**THE DATA:**
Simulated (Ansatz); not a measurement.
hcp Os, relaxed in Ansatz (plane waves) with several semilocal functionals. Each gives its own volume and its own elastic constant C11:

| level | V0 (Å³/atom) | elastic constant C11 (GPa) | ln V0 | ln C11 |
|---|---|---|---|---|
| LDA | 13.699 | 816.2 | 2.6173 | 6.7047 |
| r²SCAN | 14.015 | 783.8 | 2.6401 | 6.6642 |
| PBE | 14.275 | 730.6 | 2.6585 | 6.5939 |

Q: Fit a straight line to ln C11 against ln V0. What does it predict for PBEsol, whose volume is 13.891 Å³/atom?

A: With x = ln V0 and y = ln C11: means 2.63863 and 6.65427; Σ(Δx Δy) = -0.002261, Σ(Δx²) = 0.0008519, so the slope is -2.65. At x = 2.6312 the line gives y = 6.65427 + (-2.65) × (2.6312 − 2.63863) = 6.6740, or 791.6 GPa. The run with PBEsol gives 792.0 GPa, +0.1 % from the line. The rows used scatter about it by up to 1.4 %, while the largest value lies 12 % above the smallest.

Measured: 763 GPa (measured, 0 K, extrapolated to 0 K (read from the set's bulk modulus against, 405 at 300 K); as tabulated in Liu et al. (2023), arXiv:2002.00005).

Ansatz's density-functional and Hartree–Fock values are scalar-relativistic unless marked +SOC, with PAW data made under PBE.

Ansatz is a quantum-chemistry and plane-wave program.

**WORK INSTRUCTION:**
Starting with the first entry and ending with the last, give all of them again unchanged.

**EXERCISE SOLUTION:**
Simulated (Ansatz); not a measurement.
hcp Os, relaxed in Ansatz (plane waves) with several semilocal functionals. Each gives its own volume and its own elastic constant C11:

| level | V0 (Å³/atom) | elastic constant C11 (GPa) | ln V0 | ln C11 |
|---|---|---|---|---|
| LDA | 13.699 | 816.2 | 2.6173 | 6.7047 |
| r²SCAN | 14.015 | 783.8 | 2.6401 | 6.6642 |
| PBE | 14.275 | 730.6 | 2.6585 | 6.5939 |

Q: Fit a straight line to ln C11 against ln V0. What does it predict for PBEsol, whose volume is 13.891 Å³/atom?

A: With x = ln V0 and y = ln C11: means 2.63863 and 6.65427; Σ(Δx Δy) = -0.002261, Σ(Δx²) = 0.0008519, so the slope is -2.65. At x = 2.6312 the line gives y = 6.65427 + (-2.65) × (2.6312 − 2.63863) = 6.6740, or 791.6 GPa. The run with PBEsol gives 792.0 GPa, +0.1 % from the line. The rows used scatter about it by up to 1.4 %, while the largest value lies 12 % above the smallest.

Measured: 763 GPa (measured, 0 K, extrapolated to 0 K (read from the set's bulk modulus against, 405 at 300 K); as tabulated in Liu et al. (2023), arXiv:2002.00005).

Ansatz's density-functional and Hartree–Fock values are scalar-relativistic unless marked +SOC, with PAW data made under PBE.

Ansatz is a quantum-chemistry and plane-wave program.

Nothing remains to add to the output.